§ **Action item**:
Please reproduce the entries below exactly, starting at the first line and ending with the line that holds "Question: Estimate the wall time of this run.".

= = = = = = =

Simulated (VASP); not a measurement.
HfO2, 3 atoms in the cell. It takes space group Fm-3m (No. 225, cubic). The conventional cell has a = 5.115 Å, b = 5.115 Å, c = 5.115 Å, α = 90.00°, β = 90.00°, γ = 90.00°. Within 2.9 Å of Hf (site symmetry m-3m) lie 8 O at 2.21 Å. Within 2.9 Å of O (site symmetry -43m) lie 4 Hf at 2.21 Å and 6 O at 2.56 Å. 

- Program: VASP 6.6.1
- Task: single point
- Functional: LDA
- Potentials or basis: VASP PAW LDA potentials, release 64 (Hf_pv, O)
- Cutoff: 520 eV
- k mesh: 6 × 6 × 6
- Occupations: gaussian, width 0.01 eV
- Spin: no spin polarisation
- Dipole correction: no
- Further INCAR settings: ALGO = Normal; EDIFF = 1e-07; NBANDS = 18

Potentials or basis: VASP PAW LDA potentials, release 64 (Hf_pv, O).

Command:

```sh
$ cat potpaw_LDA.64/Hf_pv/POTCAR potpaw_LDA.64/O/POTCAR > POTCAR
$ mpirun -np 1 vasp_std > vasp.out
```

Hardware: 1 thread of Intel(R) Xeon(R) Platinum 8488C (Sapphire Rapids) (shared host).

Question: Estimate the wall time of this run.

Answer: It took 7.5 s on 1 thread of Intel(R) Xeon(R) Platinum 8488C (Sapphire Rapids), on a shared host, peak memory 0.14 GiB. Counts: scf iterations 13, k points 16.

= = = = = = =

§ **Task solution**:
Simulated (VASP); not a measurement.
HfO2, 3 atoms in the cell. It takes space group Fm-3m (No. 225, cubic). The conventional cell has a = 5.115 Å, b = 5.115 Å, c = 5.115 Å, α = 90.00°, β = 90.00°, γ = 90.00°. Within 2.9 Å of Hf (site symmetry m-3m) lie 8 O at 2.21 Å. Within 2.9 Å of O (site symmetry -43m) lie 4 Hf at 2.21 Å and 6 O at 2.56 Å. 

- Program: VASP 6.6.1
- Task: single point
- Functional: LDA
- Potentials or basis: VASP PAW LDA potentials, release 64 (Hf_pv, O)
- Cutoff: 520 eV
- k mesh: 6 × 6 × 6
- Occupations: gaussian, width 0.01 eV
- Spin: no spin polarisation
- Dipole correction: no
- Further INCAR settings: ALGO = Normal; EDIFF = 1e-07; NBANDS = 18

Potentials or basis: VASP PAW LDA potentials, release 64 (Hf_pv, O).

Command:

```sh
$ cat potpaw_LDA.64/Hf_pv/POTCAR potpaw_LDA.64/O/POTCAR > POTCAR
$ mpirun -np 1 vasp_std > vasp.out
```

Hardware: 1 thread of Intel(R) Xeon(R) Platinum 8488C (Sapphire Rapids) (shared host).

Question: Estimate the wall time of this run.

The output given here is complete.